### Record excerpts
»»

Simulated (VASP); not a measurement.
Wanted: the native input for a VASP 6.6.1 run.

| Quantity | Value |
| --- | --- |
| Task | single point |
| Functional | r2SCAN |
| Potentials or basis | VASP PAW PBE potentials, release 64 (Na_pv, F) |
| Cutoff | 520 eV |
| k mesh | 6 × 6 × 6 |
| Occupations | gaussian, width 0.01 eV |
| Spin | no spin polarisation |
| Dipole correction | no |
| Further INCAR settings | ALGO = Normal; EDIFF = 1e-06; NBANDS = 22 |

««

Please restate every record shown above, word for word.

### Answer section
Simulated (VASP); not a measurement.
Wanted: the native input for a VASP 6.6.1 run.

| Quantity | Value |
| --- | --- |
| Task | single point |
| Functional | r2SCAN |
| Potentials or basis | VASP PAW PBE potentials, release 64 (Na_pv, F) |
| Cutoff | 520 eV |
| k mesh | 6 × 6 × 6 |
| Occupations | gaussian, width 0.01 eV |
| Spin | no spin polarisation |
| Dipole correction | no |
| Further INCAR settings | ALGO = Normal; EDIFF = 1e-06; NBANDS = 22 |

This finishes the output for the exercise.